### Brief:
Every line of the material below, from the top through the line with "Where does the relaxation end?", should be reproduced exactly.

### Data excerpts:
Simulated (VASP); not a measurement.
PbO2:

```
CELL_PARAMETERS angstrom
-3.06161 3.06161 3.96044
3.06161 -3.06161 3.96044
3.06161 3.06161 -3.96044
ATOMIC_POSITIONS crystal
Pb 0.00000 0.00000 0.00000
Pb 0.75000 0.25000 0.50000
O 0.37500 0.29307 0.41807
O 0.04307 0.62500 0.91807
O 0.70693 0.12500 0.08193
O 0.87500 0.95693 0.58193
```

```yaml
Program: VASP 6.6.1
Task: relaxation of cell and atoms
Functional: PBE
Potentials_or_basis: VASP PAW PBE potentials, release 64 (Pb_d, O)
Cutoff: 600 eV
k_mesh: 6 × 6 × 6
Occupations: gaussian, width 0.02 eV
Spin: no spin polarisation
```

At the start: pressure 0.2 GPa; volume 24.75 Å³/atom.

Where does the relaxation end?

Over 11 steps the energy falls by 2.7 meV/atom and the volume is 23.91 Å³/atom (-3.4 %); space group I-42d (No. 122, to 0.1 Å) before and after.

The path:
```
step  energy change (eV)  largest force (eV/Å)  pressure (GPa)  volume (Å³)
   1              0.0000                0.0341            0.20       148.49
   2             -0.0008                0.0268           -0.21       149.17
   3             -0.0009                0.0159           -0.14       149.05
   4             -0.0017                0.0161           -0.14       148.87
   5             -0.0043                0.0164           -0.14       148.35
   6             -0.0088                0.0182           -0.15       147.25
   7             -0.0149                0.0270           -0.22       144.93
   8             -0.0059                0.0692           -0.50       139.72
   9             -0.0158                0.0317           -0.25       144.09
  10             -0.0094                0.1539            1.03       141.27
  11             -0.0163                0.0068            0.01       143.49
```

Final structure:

### Task response:
Simulated (VASP); not a measurement.
PbO2:

```
CELL_PARAMETERS angstrom
-3.06161 3.06161 3.96044
3.06161 -3.06161 3.96044
3.06161 3.06161 -3.96044
ATOMIC_POSITIONS crystal
Pb 0.00000 0.00000 0.00000
Pb 0.75000 0.25000 0.50000
O 0.37500 0.29307 0.41807
O 0.04307 0.62500 0.91807
O 0.70693 0.12500 0.08193
O 0.87500 0.95693 0.58193
```

```yaml
Program: VASP 6.6.1
Task: relaxation of cell and atoms
Functional: PBE
Potentials_or_basis: VASP PAW PBE potentials, release 64 (Pb_d, O)
Cutoff: 600 eV
k_mesh: 6 × 6 × 6
Occupations: gaussian, width 0.02 eV
Spin: no spin polarisation
```

At the start: pressure 0.2 GPa; volume 24.75 Å³/atom.

Where does the relaxation end?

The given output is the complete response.